■ RECORDS PROVIDED:
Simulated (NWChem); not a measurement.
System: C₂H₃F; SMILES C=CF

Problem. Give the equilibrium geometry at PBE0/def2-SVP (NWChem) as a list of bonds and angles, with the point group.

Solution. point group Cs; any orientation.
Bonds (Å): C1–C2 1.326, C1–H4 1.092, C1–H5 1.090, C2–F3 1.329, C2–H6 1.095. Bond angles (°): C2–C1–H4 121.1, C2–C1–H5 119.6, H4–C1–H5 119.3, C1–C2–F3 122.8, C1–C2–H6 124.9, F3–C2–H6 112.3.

■ ASSIGNMENT:
Return every line of the material word for word.

■ TASK RESULT:
Simulated (NWChem); not a measurement.
System: C₂H₃F; SMILES C=CF

Problem. Give the equilibrium geometry at PBE0/def2-SVP (NWChem) as a list of bonds and angles, with the point group.

Solution. point group Cs; any orientation.
Bonds (Å): C1–C2 1.326, C1–H4 1.092, C1–H5 1.090, C2–F3 1.329, C2–H6 1.095. Bond angles (°): C2–C1–H4 121.1, C2–C1–H5 119.6, H4–C1–H5 119.3, C1–C2–F3 122.8, C1–C2–H6 124.9, F3–C2–H6 112.3.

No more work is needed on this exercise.